• ACTION ITEM: Repeat, exactly as written, the lines of the records below from the first through the line with "- Band gap on", but none past it.

——————

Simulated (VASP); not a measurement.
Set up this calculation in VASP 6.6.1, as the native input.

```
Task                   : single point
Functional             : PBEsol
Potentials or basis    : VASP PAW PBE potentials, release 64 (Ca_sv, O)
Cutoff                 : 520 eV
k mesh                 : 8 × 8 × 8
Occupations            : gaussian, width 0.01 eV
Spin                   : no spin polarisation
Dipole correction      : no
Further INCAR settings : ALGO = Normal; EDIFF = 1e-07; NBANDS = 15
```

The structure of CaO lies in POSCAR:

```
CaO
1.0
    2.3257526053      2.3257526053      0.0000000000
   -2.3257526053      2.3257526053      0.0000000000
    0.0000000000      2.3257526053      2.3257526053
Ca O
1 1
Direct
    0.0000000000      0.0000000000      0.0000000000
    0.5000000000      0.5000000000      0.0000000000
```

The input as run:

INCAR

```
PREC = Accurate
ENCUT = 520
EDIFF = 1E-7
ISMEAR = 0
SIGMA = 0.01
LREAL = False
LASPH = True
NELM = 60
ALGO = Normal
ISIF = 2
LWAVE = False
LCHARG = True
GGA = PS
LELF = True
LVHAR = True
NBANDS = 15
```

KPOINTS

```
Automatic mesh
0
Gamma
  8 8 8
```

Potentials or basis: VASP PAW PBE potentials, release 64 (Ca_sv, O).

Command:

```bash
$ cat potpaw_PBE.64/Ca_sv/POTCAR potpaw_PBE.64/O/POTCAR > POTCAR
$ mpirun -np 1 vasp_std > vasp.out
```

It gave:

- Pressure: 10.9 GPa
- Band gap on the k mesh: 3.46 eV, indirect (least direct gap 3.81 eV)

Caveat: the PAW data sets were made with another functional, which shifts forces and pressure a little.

——————

• TASK ANSWER:
Simulated (VASP); not a measurement.
Set up this calculation in VASP 6.6.1, as the native input.

```
Task                   : single point
Functional             : PBEsol
Potentials or basis    : VASP PAW PBE potentials, release 64 (Ca_sv, O)
Cutoff                 : 520 eV
k mesh                 : 8 × 8 × 8
Occupations            : gaussian, width 0.01 eV
Spin                   : no spin polarisation
Dipole correction      : no
Further INCAR settings : ALGO = Normal; EDIFF = 1e-07; NBANDS = 15
```

The structure of CaO lies in POSCAR:

```
CaO
1.0
    2.3257526053      2.3257526053      0.0000000000
   -2.3257526053      2.3257526053      0.0000000000
    0.0000000000      2.3257526053      2.3257526053
Ca O
1 1
Direct
    0.0000000000      0.0000000000      0.0000000000
    0.5000000000      0.5000000000      0.0000000000
```

The input as run:

INCAR

```
PREC = Accurate
ENCUT = 520
EDIFF = 1E-7
ISMEAR = 0
SIGMA = 0.01
LREAL = False
LASPH = True
NELM = 60
ALGO = Normal
ISIF = 2
LWAVE = False
LCHARG = True
GGA = PS
LELF = True
LVHAR = True
NBANDS = 15
```

KPOINTS

```
Automatic mesh
0
Gamma
  8 8 8
```

Potentials or basis: VASP PAW PBE potentials, release 64 (Ca_sv, O).

Command:

```bash
$ cat potpaw_PBE.64/Ca_sv/POTCAR potpaw_PBE.64/O/POTCAR > POTCAR
$ mpirun -np 1 vasp_std > vasp.out
```

It gave:

- Pressure: 10.9 GPa
- Band gap on the k mesh: 3.46 eV, indirect (least direct gap 3.81 eV)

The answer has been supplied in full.